#### [Task item]
Once the line containing "0.5 | 8.92 |" is found in the records below, return it and each following line exactly, up to and including the line containing "4. PBE0: 7.675 + (2.4373) × 0.25 = 8.28 eV.", and nothing else.

*** Opening Extracted records ***

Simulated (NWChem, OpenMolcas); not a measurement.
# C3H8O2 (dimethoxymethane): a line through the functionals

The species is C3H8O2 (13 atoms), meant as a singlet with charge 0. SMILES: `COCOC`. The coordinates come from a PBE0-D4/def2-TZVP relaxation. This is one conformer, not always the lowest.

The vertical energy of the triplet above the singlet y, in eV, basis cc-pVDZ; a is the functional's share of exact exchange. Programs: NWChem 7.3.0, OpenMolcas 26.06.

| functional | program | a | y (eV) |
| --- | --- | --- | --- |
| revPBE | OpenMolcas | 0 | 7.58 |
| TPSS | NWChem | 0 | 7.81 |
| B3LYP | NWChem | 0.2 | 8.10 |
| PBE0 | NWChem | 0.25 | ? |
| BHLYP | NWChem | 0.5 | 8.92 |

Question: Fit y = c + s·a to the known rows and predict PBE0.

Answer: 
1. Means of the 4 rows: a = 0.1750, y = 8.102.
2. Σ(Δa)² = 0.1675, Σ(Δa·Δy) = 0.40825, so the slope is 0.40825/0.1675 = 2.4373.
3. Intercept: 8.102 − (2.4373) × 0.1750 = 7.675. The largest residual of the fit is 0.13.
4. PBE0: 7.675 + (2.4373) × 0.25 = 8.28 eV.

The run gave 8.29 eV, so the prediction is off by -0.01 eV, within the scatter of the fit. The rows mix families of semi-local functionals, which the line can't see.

*** Closing Extracted records ***

#### [Task answer]
| BHLYP | NWChem | 0.5 | 8.92 |

Question: Fit y = c + s·a to the known rows and predict PBE0.

Answer: 
1. Means of the 4 rows: a = 0.1750, y = 8.102.
2. Σ(Δa)² = 0.1675, Σ(Δa·Δy) = 0.40825, so the slope is 0.40825/0.1675 = 2.4373.
3. Intercept: 8.102 − (2.4373) × 0.1750 = 7.675. The largest residual of the fit is 0.13.
4. PBE0: 7.675 + (2.4373) × 0.25 = 8.28 eV.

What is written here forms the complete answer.